● Information given
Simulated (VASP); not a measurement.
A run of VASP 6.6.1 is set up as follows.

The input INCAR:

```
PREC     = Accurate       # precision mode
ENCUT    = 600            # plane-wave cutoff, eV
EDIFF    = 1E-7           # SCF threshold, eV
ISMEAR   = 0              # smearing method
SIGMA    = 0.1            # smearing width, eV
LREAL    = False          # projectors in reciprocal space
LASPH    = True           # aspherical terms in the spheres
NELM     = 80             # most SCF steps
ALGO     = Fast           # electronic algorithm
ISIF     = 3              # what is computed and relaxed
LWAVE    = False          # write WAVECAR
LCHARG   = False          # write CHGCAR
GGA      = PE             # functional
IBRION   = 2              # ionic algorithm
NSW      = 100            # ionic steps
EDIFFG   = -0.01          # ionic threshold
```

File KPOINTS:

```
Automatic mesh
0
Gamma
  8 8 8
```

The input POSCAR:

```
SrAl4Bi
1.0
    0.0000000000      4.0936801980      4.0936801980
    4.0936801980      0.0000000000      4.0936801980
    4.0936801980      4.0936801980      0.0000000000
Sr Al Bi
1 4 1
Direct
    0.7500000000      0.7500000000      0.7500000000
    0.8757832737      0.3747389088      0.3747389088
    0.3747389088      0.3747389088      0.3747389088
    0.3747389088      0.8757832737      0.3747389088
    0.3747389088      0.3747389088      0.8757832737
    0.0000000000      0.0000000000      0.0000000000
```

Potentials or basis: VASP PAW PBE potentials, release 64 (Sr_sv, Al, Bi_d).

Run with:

● Assigned task
Each line above must be retyped exactly in the response.

● Answer area
Simulated (VASP); not a measurement.
A run of VASP 6.6.1 is set up as follows.

The input INCAR:

```
PREC     = Accurate       # precision mode
ENCUT    = 600            # plane-wave cutoff, eV
EDIFF    = 1E-7           # SCF threshold, eV
ISMEAR   = 0              # smearing method
SIGMA    = 0.1            # smearing width, eV
LREAL    = False          # projectors in reciprocal space
LASPH    = True           # aspherical terms in the spheres
NELM     = 80             # most SCF steps
ALGO     = Fast           # electronic algorithm
ISIF     = 3              # what is computed and relaxed
LWAVE    = False          # write WAVECAR
LCHARG   = False          # write CHGCAR
GGA      = PE             # functional
IBRION   = 2              # ionic algorithm
NSW      = 100            # ionic steps
EDIFFG   = -0.01          # ionic threshold
```

File KPOINTS:

```
Automatic mesh
0
Gamma
  8 8 8
```

The input POSCAR:

```
SrAl4Bi
1.0
    0.0000000000      4.0936801980      4.0936801980
    4.0936801980      0.0000000000      4.0936801980
    4.0936801980      4.0936801980      0.0000000000
Sr Al Bi
1 4 1
Direct
    0.7500000000      0.7500000000      0.7500000000
    0.8757832737      0.3747389088      0.3747389088
    0.3747389088      0.3747389088      0.3747389088
    0.3747389088      0.8757832737      0.3747389088
    0.3747389088      0.3747389088      0.8757832737
    0.0000000000      0.0000000000      0.0000000000
```

Potentials or basis: VASP PAW PBE potentials, release 64 (Sr_sv, Al, Bi_d).

Run with:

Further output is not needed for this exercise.